### [REQUIREMENT]
Up to and including the line containing "Aim: find the", please reproduce the lines of the listing below, starting from the top.

#### RECORDED DATA ####

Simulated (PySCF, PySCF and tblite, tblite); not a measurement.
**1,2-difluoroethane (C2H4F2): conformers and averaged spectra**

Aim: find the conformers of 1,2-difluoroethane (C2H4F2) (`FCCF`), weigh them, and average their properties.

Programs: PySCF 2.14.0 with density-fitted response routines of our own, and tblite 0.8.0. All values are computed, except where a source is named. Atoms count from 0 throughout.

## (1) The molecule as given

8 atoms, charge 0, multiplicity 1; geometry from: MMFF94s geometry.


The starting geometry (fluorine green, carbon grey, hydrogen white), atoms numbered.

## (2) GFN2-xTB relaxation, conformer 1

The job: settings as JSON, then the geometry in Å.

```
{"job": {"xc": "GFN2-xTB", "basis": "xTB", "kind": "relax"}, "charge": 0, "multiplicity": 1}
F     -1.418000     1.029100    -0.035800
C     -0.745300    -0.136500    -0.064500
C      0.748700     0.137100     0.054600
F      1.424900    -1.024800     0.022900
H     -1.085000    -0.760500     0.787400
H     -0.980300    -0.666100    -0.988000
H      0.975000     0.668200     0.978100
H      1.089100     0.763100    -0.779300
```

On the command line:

####

### [WRITTEN RESPONSE]
Simulated (PySCF, PySCF and tblite, tblite); not a measurement.
**1,2-difluoroethane (C2H4F2): conformers and averaged spectra**

Aim: find the conformers of 1,2-difluoroethane (C2H4F2) (`FCCF`), weigh them, and average their properties.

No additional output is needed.